Print this span of the material below exactly: the line with "Linear-response calculations in", the line with "What does BHandHLYP", and every line between them, but nothing else.

· · · · ·
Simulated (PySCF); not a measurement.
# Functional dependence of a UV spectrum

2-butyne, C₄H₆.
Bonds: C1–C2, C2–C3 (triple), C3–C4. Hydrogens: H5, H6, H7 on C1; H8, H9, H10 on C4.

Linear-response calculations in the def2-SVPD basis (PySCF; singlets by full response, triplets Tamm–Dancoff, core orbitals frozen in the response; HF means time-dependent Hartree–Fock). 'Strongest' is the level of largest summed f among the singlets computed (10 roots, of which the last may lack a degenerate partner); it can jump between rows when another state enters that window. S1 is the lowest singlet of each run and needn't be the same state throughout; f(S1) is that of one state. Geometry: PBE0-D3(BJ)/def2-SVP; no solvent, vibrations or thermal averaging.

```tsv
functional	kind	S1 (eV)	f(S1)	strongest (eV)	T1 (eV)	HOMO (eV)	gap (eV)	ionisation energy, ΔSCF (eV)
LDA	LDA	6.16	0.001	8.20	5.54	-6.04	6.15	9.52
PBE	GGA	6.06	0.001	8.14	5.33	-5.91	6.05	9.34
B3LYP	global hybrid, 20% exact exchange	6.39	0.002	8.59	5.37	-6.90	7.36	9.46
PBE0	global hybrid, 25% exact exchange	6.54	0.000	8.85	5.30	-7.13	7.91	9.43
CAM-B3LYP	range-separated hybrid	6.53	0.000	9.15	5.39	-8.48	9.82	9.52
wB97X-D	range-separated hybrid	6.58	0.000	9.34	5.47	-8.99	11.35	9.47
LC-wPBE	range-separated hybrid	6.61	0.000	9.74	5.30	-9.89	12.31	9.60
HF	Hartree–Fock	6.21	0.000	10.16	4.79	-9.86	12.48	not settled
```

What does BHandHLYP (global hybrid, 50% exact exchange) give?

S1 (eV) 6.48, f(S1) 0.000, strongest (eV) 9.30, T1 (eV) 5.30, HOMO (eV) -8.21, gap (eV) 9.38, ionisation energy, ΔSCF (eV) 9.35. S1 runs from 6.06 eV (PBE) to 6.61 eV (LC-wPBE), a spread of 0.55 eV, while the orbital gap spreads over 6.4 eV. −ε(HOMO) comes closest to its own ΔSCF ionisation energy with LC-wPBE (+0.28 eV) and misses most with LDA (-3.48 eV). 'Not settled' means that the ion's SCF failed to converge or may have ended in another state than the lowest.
· · · · ·

» **EXERCISE RESPONSE**
Linear-response calculations in the def2-SVPD basis (PySCF; singlets by full response, triplets Tamm–Dancoff, core orbitals frozen in the response; HF means time-dependent Hartree–Fock). 'Strongest' is the level of largest summed f among the singlets computed (10 roots, of which the last may lack a degenerate partner); it can jump between rows when another state enters that window. S1 is the lowest singlet of each run and needn't be the same state throughout; f(S1) is that of one state. Geometry: PBE0-D3(BJ)/def2-SVP; no solvent, vibrations or thermal averaging.

```tsv
functional	kind	S1 (eV)	f(S1)	strongest (eV)	T1 (eV)	HOMO (eV)	gap (eV)	ionisation energy, ΔSCF (eV)
LDA	LDA	6.16	0.001	8.20	5.54	-6.04	6.15	9.52
PBE	GGA	6.06	0.001	8.14	5.33	-5.91	6.05	9.34
B3LYP	global hybrid, 20% exact exchange	6.39	0.002	8.59	5.37	-6.90	7.36	9.46
PBE0	global hybrid, 25% exact exchange	6.54	0.000	8.85	5.30	-7.13	7.91	9.43
CAM-B3LYP	range-separated hybrid	6.53	0.000	9.15	5.39	-8.48	9.82	9.52
wB97X-D	range-separated hybrid	6.58	0.000	9.34	5.47	-8.99	11.35	9.47
LC-wPBE	range-separated hybrid	6.61	0.000	9.74	5.30	-9.89	12.31	9.60
HF	Hartree–Fock	6.21	0.000	10.16	4.79	-9.86	12.48	not settled
```

What does BHandHLYP (global hybrid, 50% exact exchange) give?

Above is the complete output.